_BRIEF:_ Set it all down exactly, every record and every line.

START RECORD EXTRACTS

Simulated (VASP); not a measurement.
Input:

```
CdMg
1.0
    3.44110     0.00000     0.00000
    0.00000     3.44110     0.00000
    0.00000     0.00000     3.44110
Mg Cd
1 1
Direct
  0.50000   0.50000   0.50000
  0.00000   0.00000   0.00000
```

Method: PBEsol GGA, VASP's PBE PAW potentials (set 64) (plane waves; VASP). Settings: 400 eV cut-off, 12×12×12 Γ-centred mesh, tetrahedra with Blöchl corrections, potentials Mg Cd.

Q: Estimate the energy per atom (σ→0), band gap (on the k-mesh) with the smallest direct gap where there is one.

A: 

END RECORD EXTRACTS

_TASK ANSWER:_
Simulated (VASP); not a measurement.
Input:

```
CdMg
1.0
    3.44110     0.00000     0.00000
    0.00000     3.44110     0.00000
    0.00000     0.00000     3.44110
Mg Cd
1 1
Direct
  0.50000   0.50000   0.50000
  0.00000   0.00000   0.00000
```

Method: PBEsol GGA, VASP's PBE PAW potentials (set 64) (plane waves; VASP). Settings: 400 eV cut-off, 12×12×12 Γ-centred mesh, tetrahedra with Blöchl corrections, potentials Mg Cd.

Q: Estimate the energy per atom (σ→0), band gap (on the k-mesh) with the smallest direct gap where there is one.

A: 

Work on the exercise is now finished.